:: Data provided ::
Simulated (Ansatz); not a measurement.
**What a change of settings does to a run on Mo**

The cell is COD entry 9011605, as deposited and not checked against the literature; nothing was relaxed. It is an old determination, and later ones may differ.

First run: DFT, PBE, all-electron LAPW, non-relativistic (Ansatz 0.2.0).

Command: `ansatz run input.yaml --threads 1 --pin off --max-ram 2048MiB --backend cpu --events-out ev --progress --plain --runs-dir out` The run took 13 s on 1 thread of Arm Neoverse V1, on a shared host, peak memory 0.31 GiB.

:: Task item ::
Line by line, repeat the material precisely.

:: Result ::
Simulated (Ansatz); not a measurement.
**What a change of settings does to a run on Mo**

The cell is COD entry 9011605, as deposited and not checked against the literature; nothing was relaxed. It is an old determination, and later ones may differ.

First run: DFT, PBE, all-electron LAPW, non-relativistic (Ansatz 0.2.0).

Command: `ansatz run input.yaml --threads 1 --pin off --max-ram 2048MiB --backend cpu --events-out ev --progress --plain --runs-dir out` The run took 13 s on 1 thread of Arm Neoverse V1, on a shared host, peak memory 0.31 GiB.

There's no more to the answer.